Segment Start: Supplied records

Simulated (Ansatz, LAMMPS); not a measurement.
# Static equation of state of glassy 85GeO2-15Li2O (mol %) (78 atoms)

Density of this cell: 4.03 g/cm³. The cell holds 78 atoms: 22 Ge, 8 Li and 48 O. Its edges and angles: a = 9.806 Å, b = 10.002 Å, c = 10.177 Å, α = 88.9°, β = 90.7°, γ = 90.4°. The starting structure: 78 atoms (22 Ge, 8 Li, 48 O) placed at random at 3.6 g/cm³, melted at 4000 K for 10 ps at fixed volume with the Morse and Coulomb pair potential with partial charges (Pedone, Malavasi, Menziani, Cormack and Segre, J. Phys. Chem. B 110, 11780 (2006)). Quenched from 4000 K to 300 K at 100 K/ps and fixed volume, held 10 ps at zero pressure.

Segment End: Supplied records

# Work request
Begin at the first line of the records above and restate each line word for word, stopping after the line with "# Static equation".

# Task output
Simulated (Ansatz, LAMMPS); not a measurement.
# Static equation of state of glassy 85GeO2-15Li2O (mol %) (78 atoms)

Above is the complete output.